ACTION ITEM ::
Of the entries below, return only those lines from the line with "222.5 | 264.5 |" to the line with "H − E and S", exactly, both included.

RECORDS PROVIDED ::
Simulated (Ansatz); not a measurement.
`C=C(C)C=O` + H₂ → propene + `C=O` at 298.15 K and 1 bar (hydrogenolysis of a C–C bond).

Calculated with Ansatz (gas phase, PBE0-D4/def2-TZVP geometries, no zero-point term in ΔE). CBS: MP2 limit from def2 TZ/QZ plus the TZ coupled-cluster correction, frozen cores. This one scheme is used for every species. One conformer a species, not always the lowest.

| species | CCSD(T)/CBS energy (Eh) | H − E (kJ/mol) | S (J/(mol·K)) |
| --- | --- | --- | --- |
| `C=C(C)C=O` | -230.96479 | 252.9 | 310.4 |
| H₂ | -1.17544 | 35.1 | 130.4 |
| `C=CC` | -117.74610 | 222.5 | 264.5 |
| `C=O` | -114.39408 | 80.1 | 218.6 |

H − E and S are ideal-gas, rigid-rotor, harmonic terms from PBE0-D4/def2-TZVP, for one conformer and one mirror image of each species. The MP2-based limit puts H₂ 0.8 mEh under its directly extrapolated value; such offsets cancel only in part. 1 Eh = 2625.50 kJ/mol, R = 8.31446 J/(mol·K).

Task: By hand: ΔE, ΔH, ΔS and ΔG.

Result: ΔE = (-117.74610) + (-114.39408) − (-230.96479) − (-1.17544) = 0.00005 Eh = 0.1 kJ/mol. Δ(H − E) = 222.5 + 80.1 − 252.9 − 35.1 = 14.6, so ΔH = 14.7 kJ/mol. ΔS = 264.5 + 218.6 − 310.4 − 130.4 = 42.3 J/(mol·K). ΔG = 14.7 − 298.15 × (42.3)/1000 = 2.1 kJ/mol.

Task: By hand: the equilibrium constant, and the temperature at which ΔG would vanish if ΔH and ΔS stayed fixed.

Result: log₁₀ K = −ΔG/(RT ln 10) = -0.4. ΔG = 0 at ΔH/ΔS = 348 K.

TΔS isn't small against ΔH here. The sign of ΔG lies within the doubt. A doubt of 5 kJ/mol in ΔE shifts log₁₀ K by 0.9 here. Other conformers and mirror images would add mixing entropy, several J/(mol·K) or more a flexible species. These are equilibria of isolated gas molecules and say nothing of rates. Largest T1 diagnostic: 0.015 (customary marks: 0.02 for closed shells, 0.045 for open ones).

ANSWER BOX ::
| `C=CC` | -117.74610 | 222.5 | 264.5 |
| `C=O` | -114.39408 | 80.1 | 218.6 |

H − E and S are ideal-gas, rigid-rotor, harmonic terms from PBE0-D4/def2-TZVP, for one conformer and one mirror image of each species. The MP2-based limit puts H₂ 0.8 mEh under its directly extrapolated value; such offsets cancel only in part. 1 Eh = 2625.50 kJ/mol, R = 8.31446 J/(mol·K).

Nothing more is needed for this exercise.